■ Activity
Exactly the lines starting at the line containing "Cutoff: 660 eV" and ending at the line containing "Task: The run" are to be written out from the listing below, both included.

■ Study material
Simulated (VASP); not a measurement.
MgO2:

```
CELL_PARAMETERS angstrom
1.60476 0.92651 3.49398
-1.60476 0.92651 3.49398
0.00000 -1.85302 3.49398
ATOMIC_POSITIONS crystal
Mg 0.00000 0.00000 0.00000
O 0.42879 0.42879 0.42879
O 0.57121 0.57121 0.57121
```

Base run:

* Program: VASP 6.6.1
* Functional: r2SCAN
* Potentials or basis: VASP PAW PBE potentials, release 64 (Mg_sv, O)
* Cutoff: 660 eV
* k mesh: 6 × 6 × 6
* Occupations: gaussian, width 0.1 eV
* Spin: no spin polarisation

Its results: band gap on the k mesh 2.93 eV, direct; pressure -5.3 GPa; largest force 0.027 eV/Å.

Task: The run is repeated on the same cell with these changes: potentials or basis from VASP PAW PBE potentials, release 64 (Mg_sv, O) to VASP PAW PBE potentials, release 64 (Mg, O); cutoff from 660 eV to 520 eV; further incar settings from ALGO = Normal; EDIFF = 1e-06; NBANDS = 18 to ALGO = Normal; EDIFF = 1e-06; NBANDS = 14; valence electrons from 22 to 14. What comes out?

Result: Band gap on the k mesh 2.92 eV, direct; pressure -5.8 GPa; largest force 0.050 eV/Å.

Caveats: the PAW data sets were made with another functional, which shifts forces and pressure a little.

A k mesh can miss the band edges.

■ Worked solution
* Cutoff: 660 eV
* k mesh: 6 × 6 × 6
* Occupations: gaussian, width 0.1 eV
* Spin: no spin polarisation

Its results: band gap on the k mesh 2.93 eV, direct; pressure -5.3 GPa; largest force 0.027 eV/Å.

Task: The run is repeated on the same cell with these changes: potentials or basis from VASP PAW PBE potentials, release 64 (Mg_sv, O) to VASP PAW PBE potentials, release 64 (Mg, O); cutoff from 660 eV to 520 eV; further incar settings from ALGO = Normal; EDIFF = 1e-06; NBANDS = 18 to ALGO = Normal; EDIFF = 1e-06; NBANDS = 14; valence electrons from 22 to 14. What comes out?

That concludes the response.